Assignment –
Each line of the material must reappear unchanged in the answer.

--*--

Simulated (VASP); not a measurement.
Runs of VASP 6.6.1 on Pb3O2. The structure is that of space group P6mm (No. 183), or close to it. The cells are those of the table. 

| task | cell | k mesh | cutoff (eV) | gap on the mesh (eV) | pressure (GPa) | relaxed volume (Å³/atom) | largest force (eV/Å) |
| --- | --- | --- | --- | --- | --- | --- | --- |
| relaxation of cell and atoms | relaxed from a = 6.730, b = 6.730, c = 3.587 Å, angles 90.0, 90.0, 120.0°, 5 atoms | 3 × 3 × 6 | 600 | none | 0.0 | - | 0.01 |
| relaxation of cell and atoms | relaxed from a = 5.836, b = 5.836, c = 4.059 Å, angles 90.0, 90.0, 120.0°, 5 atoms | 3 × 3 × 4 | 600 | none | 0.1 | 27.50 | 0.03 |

--*--

Worked solution –
Simulated (VASP); not a measurement.
Runs of VASP 6.6.1 on Pb3O2. The structure is that of space group P6mm (No. 183), or close to it. The cells are those of the table. 

| task | cell | k mesh | cutoff (eV) | gap on the mesh (eV) | pressure (GPa) | relaxed volume (Å³/atom) | largest force (eV/Å) |
| --- | --- | --- | --- | --- | --- | --- | --- |
| relaxation of cell and atoms | relaxed from a = 6.730, b = 6.730, c = 3.587 Å, angles 90.0, 90.0, 120.0°, 5 atoms | 3 × 3 × 6 | 600 | none | 0.0 | - | 0.01 |
| relaxation of cell and atoms | relaxed from a = 5.836, b = 5.836, c = 4.059 Å, angles 90.0, 90.0, 120.0°, 5 atoms | 3 × 3 × 4 | 600 | none | 0.1 | 27.50 | 0.03 |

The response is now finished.